*** Opening Input data ***

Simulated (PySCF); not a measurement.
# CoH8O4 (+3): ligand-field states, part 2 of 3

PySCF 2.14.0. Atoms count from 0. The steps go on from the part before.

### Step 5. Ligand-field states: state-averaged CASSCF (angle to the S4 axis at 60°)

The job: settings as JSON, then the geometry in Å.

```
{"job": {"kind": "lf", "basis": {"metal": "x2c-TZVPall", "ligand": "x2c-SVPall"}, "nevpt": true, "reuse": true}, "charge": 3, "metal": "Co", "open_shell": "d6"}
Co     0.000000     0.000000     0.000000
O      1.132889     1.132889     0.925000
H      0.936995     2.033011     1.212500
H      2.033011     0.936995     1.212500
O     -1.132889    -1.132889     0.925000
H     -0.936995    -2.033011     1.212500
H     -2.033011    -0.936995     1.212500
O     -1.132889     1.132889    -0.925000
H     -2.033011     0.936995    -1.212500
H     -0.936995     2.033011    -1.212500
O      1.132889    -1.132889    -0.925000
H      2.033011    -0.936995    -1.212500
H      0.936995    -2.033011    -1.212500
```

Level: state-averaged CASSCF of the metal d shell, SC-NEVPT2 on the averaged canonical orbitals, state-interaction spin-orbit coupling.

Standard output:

*** Closing Input data ***

_Requirement_
What you should output is every line of the records above, from the first through the line containing "Level: state-averaged CASSCF", unchanged.

_Your response_
Simulated (PySCF); not a measurement.
# CoH8O4 (+3): ligand-field states, part 2 of 3

PySCF 2.14.0. Atoms count from 0. The steps go on from the part before.

### Step 5. Ligand-field states: state-averaged CASSCF (angle to the S4 axis at 60°)

The job: settings as JSON, then the geometry in Å.

```
{"job": {"kind": "lf", "basis": {"metal": "x2c-TZVPall", "ligand": "x2c-SVPall"}, "nevpt": true, "reuse": true}, "charge": 3, "metal": "Co", "open_shell": "d6"}
Co     0.000000     0.000000     0.000000
O      1.132889     1.132889     0.925000
H      0.936995     2.033011     1.212500
H      2.033011     0.936995     1.212500
O     -1.132889    -1.132889     0.925000
H     -0.936995    -2.033011     1.212500
H     -2.033011    -0.936995     1.212500
O     -1.132889     1.132889    -0.925000
H     -2.033011     0.936995    -1.212500
H     -0.936995     2.033011    -1.212500
O      1.132889    -1.132889    -0.925000
H      2.033011    -0.936995    -1.212500
H      0.936995    -2.033011    -1.212500
```

Level: state-averaged CASSCF of the metal d shell, SC-NEVPT2 on the averaged canonical orbitals, state-interaction spin-orbit coupling.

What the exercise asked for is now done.